══ EXTRACTED INFORMATION ══
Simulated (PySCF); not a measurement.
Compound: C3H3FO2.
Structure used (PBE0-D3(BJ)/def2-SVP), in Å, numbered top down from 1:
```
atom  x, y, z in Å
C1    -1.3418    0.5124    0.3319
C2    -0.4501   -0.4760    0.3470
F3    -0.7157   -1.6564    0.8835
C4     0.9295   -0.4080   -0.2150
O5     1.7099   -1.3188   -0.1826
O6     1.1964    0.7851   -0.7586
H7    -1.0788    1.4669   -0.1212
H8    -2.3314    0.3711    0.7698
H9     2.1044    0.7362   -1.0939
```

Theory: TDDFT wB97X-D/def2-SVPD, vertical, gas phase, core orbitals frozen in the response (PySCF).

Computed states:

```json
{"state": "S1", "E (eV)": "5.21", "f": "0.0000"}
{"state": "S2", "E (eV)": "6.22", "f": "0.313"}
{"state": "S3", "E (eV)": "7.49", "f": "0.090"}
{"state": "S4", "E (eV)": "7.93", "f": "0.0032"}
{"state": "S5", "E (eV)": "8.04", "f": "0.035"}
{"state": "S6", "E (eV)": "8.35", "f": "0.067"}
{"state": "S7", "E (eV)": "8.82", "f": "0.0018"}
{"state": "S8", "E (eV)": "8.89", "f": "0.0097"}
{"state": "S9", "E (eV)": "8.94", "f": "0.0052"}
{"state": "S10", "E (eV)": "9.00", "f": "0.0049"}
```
═══

» **ASSIGNMENT**: Would you please copy the whole listing exactly as given?

» **WRITTEN SOLUTION**:
Simulated (PySCF); not a measurement.
Compound: C3H3FO2.
Structure used (PBE0-D3(BJ)/def2-SVP), in Å, numbered top down from 1:
```
atom  x, y, z in Å
C1    -1.3418    0.5124    0.3319
C2    -0.4501   -0.4760    0.3470
F3    -0.7157   -1.6564    0.8835
C4     0.9295   -0.4080   -0.2150
O5     1.7099   -1.3188   -0.1826
O6     1.1964    0.7851   -0.7586
H7    -1.0788    1.4669   -0.1212
H8    -2.3314    0.3711    0.7698
H9     2.1044    0.7362   -1.0939
```

Theory: TDDFT wB97X-D/def2-SVPD, vertical, gas phase, core orbitals frozen in the response (PySCF).

Computed states:

```json
{"state": "S1", "E (eV)": "5.21", "f": "0.0000"}
{"state": "S2", "E (eV)": "6.22", "f": "0.313"}
{"state": "S3", "E (eV)": "7.49", "f": "0.090"}
{"state": "S4", "E (eV)": "7.93", "f": "0.0032"}
{"state": "S5", "E (eV)": "8.04", "f": "0.035"}
{"state": "S6", "E (eV)": "8.35", "f": "0.067"}
{"state": "S7", "E (eV)": "8.82", "f": "0.0018"}
{"state": "S8", "E (eV)": "8.89", "f": "0.0097"}
{"state": "S9", "E (eV)": "8.94", "f": "0.0052"}
{"state": "S10", "E (eV)": "9.00", "f": "0.0049"}
```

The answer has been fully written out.